• Work order
Copy every record exactly. Nothing may be skipped.

• Listed entries
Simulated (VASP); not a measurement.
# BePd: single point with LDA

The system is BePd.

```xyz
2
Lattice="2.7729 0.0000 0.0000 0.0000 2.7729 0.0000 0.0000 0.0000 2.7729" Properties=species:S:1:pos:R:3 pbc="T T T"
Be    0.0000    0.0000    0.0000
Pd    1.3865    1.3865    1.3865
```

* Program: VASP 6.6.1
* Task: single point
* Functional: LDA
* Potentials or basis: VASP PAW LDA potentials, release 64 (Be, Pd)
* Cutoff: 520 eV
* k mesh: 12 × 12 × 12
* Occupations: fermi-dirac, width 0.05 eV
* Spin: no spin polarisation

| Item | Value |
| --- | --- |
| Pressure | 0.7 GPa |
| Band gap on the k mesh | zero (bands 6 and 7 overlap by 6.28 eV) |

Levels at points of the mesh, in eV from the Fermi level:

• Written reply
Simulated (VASP); not a measurement.
# BePd: single point with LDA

The system is BePd.

```xyz
2
Lattice="2.7729 0.0000 0.0000 0.0000 2.7729 0.0000 0.0000 0.0000 2.7729" Properties=species:S:1:pos:R:3 pbc="T T T"
Be    0.0000    0.0000    0.0000
Pd    1.3865    1.3865    1.3865
```

* Program: VASP 6.6.1
* Task: single point
* Functional: LDA
* Potentials or basis: VASP PAW LDA potentials, release 64 (Be, Pd)
* Cutoff: 520 eV
* k mesh: 12 × 12 × 12
* Occupations: fermi-dirac, width 0.05 eV
* Spin: no spin polarisation

| Item | Value |
| --- | --- |
| Pressure | 0.7 GPa |
| Band gap on the k mesh | zero (bands 6 and 7 overlap by 6.28 eV) |

Levels at points of the mesh, in eV from the Fermi level:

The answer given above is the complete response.